Requirement: Retype verbatim the lines of the listing, from the very first through the line with "This step: RPA".

[Data Boundary: Start]
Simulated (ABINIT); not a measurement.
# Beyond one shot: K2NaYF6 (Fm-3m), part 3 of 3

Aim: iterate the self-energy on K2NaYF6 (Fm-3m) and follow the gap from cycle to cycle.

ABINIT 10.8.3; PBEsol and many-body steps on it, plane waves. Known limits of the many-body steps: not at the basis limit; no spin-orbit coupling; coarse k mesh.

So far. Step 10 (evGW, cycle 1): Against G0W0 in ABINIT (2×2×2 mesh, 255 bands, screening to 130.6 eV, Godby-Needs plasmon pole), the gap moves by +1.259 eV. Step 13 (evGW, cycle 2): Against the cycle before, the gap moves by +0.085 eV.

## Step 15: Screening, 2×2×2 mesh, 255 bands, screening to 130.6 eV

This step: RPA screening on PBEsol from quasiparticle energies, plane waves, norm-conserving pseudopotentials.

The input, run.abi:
[Data Boundary: End]

Response:
Simulated (ABINIT); not a measurement.
# Beyond one shot: K2NaYF6 (Fm-3m), part 3 of 3

Aim: iterate the self-energy on K2NaYF6 (Fm-3m) and follow the gap from cycle to cycle.

ABINIT 10.8.3; PBEsol and many-body steps on it, plane waves. Known limits of the many-body steps: not at the basis limit; no spin-orbit coupling; coarse k mesh.

So far. Step 10 (evGW, cycle 1): Against G0W0 in ABINIT (2×2×2 mesh, 255 bands, screening to 130.6 eV, Godby-Needs plasmon pole), the gap moves by +1.259 eV. Step 13 (evGW, cycle 2): Against the cycle before, the gap moves by +0.085 eV.

## Step 15: Screening, 2×2×2 mesh, 255 bands, screening to 130.6 eV

This step: RPA screening on PBEsol from quasiparticle energies, plane waves, norm-conserving pseudopotentials.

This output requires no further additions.